------------------------------------------------

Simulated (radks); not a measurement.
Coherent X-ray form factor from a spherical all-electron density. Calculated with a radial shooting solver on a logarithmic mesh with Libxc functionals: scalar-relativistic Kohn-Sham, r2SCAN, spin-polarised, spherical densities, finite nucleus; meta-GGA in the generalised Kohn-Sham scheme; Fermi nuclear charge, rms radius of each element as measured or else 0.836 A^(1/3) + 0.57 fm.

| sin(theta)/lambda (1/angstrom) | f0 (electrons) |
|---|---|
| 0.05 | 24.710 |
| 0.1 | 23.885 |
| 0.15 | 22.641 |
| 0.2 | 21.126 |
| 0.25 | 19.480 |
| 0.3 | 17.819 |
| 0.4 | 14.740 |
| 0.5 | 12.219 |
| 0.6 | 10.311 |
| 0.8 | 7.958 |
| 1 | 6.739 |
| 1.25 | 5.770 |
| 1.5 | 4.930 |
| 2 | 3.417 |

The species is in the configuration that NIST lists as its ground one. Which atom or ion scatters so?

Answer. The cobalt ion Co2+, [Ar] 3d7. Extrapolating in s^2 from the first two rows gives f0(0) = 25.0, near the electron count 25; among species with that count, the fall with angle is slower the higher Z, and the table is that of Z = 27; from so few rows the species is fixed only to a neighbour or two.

------------------------------------------------

Brief: All that is needed is the exact run of lines above from the line containing "0.3 | 17.819 |" through the line containing "The species is in", both of them included.

Your response:
| 0.3 | 17.819 |
| 0.4 | 14.740 |
| 0.5 | 12.219 |
| 0.6 | 10.311 |
| 0.8 | 7.958 |
| 1 | 6.739 |
| 1.25 | 5.770 |
| 1.5 | 4.930 |
| 2 | 3.417 |

The species is in the configuration that NIST lists as its ground one. Which atom or ion scatters so?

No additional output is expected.